* [Study material]
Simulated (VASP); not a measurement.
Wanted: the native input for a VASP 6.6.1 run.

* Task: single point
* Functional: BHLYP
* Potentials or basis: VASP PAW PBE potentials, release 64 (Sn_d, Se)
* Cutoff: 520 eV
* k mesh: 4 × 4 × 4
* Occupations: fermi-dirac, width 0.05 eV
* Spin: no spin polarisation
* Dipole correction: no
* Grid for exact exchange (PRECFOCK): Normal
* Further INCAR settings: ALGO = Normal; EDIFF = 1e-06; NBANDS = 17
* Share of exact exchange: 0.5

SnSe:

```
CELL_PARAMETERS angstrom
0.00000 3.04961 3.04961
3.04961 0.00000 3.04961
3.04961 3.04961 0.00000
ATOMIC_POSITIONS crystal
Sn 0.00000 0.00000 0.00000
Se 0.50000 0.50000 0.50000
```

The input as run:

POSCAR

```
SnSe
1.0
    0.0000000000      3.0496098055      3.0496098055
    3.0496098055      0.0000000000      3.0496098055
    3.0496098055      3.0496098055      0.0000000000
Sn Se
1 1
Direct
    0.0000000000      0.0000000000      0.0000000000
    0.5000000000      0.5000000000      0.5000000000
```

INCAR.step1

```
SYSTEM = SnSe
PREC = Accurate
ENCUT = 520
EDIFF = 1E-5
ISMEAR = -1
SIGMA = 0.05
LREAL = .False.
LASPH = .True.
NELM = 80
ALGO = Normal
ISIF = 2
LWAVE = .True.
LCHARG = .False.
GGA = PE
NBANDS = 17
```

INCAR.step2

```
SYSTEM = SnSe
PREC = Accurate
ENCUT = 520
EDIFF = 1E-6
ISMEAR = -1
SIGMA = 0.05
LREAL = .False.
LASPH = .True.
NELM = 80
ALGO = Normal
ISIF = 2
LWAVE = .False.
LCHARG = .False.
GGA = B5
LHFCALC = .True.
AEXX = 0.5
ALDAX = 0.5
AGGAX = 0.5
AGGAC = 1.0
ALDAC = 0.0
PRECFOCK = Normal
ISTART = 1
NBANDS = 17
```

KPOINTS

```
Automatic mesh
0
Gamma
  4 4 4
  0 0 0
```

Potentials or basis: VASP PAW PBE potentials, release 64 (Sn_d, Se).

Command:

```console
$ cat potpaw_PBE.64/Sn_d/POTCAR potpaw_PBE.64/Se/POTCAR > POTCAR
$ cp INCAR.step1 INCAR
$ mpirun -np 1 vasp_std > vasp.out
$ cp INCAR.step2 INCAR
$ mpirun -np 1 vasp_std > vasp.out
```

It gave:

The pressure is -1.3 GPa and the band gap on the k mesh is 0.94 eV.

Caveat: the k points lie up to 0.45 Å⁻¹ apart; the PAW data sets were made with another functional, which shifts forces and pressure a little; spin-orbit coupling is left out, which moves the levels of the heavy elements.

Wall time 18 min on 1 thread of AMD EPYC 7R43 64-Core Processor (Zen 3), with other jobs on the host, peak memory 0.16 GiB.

* [Work item] What you output must match the lines from the beginning of the material through the line with "mesh: 4 × 4 × 4" exactly, both ends included.

* [Worked solution]
Simulated (VASP); not a measurement.
Wanted: the native input for a VASP 6.6.1 run.

* Task: single point
* Functional: BHLYP
* Potentials or basis: VASP PAW PBE potentials, release 64 (Sn_d, Se)
* Cutoff: 520 eV
* k mesh: 4 × 4 × 4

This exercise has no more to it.